__Dataset entries__.
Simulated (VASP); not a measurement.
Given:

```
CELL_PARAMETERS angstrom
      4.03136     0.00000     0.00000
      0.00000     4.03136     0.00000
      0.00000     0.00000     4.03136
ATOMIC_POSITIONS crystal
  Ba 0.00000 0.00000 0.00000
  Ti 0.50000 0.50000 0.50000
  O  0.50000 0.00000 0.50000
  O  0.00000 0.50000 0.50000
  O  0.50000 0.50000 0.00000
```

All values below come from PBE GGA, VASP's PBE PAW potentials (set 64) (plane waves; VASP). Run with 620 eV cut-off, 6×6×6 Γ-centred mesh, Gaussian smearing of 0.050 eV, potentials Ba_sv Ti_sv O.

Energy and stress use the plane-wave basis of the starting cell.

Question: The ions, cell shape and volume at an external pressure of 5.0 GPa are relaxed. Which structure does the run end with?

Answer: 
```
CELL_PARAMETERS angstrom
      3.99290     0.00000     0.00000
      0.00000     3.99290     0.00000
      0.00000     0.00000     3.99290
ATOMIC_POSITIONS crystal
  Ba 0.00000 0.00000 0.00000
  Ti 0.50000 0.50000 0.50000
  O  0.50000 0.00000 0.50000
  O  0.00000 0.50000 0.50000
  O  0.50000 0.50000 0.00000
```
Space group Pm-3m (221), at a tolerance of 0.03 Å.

__Exercise__. Return all of the entries exactly as written.

__Exercise response__.
Simulated (VASP); not a measurement.
Given:

```
CELL_PARAMETERS angstrom
      4.03136     0.00000     0.00000
      0.00000     4.03136     0.00000
      0.00000     0.00000     4.03136
ATOMIC_POSITIONS crystal
  Ba 0.00000 0.00000 0.00000
  Ti 0.50000 0.50000 0.50000
  O  0.50000 0.00000 0.50000
  O  0.00000 0.50000 0.50000
  O  0.50000 0.50000 0.00000
```

All values below come from PBE GGA, VASP's PBE PAW potentials (set 64) (plane waves; VASP). Run with 620 eV cut-off, 6×6×6 Γ-centred mesh, Gaussian smearing of 0.050 eV, potentials Ba_sv Ti_sv O.

Energy and stress use the plane-wave basis of the starting cell.

Question: The ions, cell shape and volume at an external pressure of 5.0 GPa are relaxed. Which structure does the run end with?

Answer: 
```
CELL_PARAMETERS angstrom
      3.99290     0.00000     0.00000
      0.00000     3.99290     0.00000
      0.00000     0.00000     3.99290
ATOMIC_POSITIONS crystal
  Ba 0.00000 0.00000 0.00000
  Ti 0.50000 0.50000 0.50000
  O  0.50000 0.00000 0.50000
  O  0.00000 0.50000 0.50000
  O  0.50000 0.50000 0.00000
```
Space group Pm-3m (221), at a tolerance of 0.03 Å.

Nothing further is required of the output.